BEGIN Dataset entries

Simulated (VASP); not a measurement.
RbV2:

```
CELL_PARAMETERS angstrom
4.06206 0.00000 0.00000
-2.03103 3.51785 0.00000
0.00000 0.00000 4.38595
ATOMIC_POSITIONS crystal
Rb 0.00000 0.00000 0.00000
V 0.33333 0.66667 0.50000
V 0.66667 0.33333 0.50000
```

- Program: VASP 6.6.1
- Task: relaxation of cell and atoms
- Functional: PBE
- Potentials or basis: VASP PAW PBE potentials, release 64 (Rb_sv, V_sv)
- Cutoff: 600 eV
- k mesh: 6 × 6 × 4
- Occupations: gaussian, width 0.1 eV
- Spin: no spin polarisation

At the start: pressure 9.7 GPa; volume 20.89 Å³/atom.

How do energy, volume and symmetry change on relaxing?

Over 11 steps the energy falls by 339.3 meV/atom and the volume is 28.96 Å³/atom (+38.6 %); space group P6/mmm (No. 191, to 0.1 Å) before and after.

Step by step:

END Dataset entries

Work order >>
Your task is to retype all the records above with nothing left out.

Response area >>
Simulated (VASP); not a measurement.
RbV2:

```
CELL_PARAMETERS angstrom
4.06206 0.00000 0.00000
-2.03103 3.51785 0.00000
0.00000 0.00000 4.38595
ATOMIC_POSITIONS crystal
Rb 0.00000 0.00000 0.00000
V 0.33333 0.66667 0.50000
V 0.66667 0.33333 0.50000
```

- Program: VASP 6.6.1
- Task: relaxation of cell and atoms
- Functional: PBE
- Potentials or basis: VASP PAW PBE potentials, release 64 (Rb_sv, V_sv)
- Cutoff: 600 eV
- k mesh: 6 × 6 × 4
- Occupations: gaussian, width 0.1 eV
- Spin: no spin polarisation

At the start: pressure 9.7 GPa; volume 20.89 Å³/atom.

How do energy, volume and symmetry change on relaxing?

Over 11 steps the energy falls by 339.3 meV/atom and the volume is 28.96 Å³/atom (+38.6 %); space group P6/mmm (No. 191, to 0.1 Å) before and after.

Step by step:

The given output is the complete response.